_Assignment_
Repeat word for word the opening stretch of the entries, from the first line through the line containing "C4H2F2Hf, computed with".

Start of Supplied information

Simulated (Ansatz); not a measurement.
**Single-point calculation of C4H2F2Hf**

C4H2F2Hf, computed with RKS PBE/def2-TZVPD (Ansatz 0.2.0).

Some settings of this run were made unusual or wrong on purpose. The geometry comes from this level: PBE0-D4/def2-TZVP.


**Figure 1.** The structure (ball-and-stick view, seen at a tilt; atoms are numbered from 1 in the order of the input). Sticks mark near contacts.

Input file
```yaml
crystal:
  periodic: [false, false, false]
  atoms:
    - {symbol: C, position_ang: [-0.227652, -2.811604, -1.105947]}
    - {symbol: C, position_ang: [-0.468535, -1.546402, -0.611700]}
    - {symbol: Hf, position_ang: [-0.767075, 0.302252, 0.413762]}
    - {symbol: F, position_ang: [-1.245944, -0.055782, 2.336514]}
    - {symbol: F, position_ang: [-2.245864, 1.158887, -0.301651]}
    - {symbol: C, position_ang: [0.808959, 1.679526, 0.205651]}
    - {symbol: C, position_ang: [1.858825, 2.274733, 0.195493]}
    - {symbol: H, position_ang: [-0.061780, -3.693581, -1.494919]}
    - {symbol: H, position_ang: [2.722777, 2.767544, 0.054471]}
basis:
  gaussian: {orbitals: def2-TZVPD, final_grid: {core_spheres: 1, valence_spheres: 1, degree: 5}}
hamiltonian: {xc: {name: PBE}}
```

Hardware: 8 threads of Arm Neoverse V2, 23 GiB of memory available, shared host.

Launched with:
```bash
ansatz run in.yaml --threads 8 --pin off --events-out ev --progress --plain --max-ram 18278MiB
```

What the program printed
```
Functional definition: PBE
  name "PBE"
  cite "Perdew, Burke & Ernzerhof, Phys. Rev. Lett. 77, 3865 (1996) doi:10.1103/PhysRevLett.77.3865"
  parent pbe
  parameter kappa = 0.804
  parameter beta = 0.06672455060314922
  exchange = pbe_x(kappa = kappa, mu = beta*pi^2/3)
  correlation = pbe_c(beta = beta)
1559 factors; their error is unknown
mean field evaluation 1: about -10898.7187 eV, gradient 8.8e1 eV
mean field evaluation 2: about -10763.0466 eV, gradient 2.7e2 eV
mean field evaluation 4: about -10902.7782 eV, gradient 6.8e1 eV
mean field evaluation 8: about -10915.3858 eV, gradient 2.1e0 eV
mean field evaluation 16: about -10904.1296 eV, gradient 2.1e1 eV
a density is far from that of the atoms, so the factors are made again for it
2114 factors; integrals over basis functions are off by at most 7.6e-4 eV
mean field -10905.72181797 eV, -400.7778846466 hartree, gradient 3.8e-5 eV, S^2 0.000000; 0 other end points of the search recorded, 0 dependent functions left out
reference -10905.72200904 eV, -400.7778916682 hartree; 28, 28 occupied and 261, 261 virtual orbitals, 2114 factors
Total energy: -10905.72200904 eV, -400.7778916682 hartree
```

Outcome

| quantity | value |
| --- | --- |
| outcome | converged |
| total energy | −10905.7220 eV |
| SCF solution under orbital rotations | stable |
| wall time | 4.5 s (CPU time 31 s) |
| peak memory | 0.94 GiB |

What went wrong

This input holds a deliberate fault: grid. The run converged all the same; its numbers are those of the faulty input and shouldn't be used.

End of Supplied information

_Problem solution_
Simulated (Ansatz); not a measurement.
**Single-point calculation of C4H2F2Hf**

C4H2F2Hf, computed with RKS PBE/def2-TZVPD (Ansatz 0.2.0).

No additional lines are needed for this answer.